### ASSIGNED TASK
Output only the lines from the start of the entries through the line holding "Which layout of". Each line must match the original exactly.

━━━━━━━━
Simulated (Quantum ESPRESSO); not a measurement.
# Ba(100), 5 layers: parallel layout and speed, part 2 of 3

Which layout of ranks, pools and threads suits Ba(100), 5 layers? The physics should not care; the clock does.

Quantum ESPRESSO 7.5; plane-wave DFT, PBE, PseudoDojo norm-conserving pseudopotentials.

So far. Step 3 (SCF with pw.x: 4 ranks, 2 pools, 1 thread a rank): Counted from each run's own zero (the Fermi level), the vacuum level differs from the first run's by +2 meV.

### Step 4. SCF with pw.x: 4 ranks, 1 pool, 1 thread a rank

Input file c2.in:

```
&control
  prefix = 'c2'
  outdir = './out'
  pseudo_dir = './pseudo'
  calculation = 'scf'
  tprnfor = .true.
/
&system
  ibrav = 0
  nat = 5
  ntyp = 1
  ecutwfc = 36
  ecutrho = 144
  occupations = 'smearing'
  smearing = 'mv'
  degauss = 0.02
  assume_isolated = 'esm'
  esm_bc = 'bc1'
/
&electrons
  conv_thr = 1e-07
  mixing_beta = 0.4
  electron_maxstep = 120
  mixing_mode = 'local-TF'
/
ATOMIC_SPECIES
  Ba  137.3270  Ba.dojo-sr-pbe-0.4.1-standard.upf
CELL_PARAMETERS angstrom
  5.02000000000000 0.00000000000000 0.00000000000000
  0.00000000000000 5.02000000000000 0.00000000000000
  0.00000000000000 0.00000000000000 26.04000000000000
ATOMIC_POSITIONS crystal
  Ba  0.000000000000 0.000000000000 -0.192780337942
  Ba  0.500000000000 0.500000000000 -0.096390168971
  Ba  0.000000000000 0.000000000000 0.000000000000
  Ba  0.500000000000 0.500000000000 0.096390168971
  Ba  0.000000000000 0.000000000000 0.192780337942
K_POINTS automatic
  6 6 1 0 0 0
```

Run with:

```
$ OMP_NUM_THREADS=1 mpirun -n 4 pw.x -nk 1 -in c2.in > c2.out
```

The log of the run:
━━━━━━━━

### PROBLEM SOLUTION
Simulated (Quantum ESPRESSO); not a measurement.
# Ba(100), 5 layers: parallel layout and speed, part 2 of 3

Which layout of ranks, pools and threads suits Ba(100), 5 layers? The physics should not care; the clock does.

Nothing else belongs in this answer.